---------- Data for analysis
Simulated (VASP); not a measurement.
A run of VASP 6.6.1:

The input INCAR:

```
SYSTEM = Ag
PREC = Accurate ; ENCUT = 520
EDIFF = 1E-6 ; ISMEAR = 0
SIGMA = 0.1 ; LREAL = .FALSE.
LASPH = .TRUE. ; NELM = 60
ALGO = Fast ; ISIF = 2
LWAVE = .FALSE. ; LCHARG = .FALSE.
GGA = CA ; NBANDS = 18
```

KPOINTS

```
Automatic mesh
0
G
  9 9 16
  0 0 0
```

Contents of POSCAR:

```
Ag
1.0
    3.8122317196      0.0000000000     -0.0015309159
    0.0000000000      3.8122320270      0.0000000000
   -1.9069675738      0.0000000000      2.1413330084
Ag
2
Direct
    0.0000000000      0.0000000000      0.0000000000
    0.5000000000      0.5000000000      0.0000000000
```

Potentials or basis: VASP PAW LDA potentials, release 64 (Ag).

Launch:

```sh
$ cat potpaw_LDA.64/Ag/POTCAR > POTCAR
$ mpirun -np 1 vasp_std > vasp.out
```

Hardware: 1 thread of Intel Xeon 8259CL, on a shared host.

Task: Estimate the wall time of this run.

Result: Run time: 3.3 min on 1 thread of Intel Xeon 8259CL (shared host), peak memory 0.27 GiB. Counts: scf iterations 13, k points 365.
--------------------

Work order:
When you reach the line that contains "Task: Estimate the wall time of this run.", stop; that line and every line before it, from the very first line of the data, should be restated word for word.

Your response:
Simulated (VASP); not a measurement.
A run of VASP 6.6.1:

The input INCAR:

```
SYSTEM = Ag
PREC = Accurate ; ENCUT = 520
EDIFF = 1E-6 ; ISMEAR = 0
SIGMA = 0.1 ; LREAL = .FALSE.
LASPH = .TRUE. ; NELM = 60
ALGO = Fast ; ISIF = 2
LWAVE = .FALSE. ; LCHARG = .FALSE.
GGA = CA ; NBANDS = 18
```

KPOINTS

```
Automatic mesh
0
G
  9 9 16
  0 0 0
```

Contents of POSCAR:

```
Ag
1.0
    3.8122317196      0.0000000000     -0.0015309159
    0.0000000000      3.8122320270      0.0000000000
   -1.9069675738      0.0000000000      2.1413330084
Ag
2
Direct
    0.0000000000      0.0000000000      0.0000000000
    0.5000000000      0.5000000000      0.0000000000
```

Potentials or basis: VASP PAW LDA potentials, release 64 (Ag).

Launch:

```sh
$ cat potpaw_LDA.64/Ag/POTCAR > POTCAR
$ mpirun -np 1 vasp_std > vasp.out
```

Hardware: 1 thread of Intel Xeon 8259CL, on a shared host.

Task: Estimate the wall time of this run.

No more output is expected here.